:::::

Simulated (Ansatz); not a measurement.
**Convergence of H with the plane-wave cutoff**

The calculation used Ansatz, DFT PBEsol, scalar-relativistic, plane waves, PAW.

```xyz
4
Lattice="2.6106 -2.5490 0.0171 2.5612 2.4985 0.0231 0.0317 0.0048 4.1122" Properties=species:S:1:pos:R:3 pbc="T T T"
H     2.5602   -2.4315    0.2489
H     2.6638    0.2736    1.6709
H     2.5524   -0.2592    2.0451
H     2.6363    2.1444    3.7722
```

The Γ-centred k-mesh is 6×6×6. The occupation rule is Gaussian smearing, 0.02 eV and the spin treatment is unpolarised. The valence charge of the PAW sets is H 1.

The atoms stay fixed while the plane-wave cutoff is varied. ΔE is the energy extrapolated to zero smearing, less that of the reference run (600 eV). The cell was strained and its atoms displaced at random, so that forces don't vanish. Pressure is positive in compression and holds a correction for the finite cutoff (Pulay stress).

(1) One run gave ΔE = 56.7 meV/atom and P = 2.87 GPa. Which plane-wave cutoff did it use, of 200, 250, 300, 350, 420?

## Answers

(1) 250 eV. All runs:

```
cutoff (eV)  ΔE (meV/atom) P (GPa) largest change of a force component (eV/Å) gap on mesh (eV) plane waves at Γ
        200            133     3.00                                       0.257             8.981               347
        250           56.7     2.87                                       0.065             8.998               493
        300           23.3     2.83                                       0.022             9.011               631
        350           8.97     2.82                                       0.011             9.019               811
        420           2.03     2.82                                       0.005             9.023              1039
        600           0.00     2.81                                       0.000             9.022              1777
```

:::::

— Work request —
Would you copy, word for word, only the lines from the start of the listing to the one that contains "The Γ-centred k-mesh", both included?

— Solution —
Simulated (Ansatz); not a measurement.
**Convergence of H with the plane-wave cutoff**

The calculation used Ansatz, DFT PBEsol, scalar-relativistic, plane waves, PAW.

```xyz
4
Lattice="2.6106 -2.5490 0.0171 2.5612 2.4985 0.0231 0.0317 0.0048 4.1122" Properties=species:S:1:pos:R:3 pbc="T T T"
H     2.5602   -2.4315    0.2489
H     2.6638    0.2736    1.6709
H     2.5524   -0.2592    2.0451
H     2.6363    2.1444    3.7722
```

The Γ-centred k-mesh is 6×6×6. The occupation rule is Gaussian smearing, 0.02 eV and the spin treatment is unpolarised. The valence charge of the PAW sets is H 1.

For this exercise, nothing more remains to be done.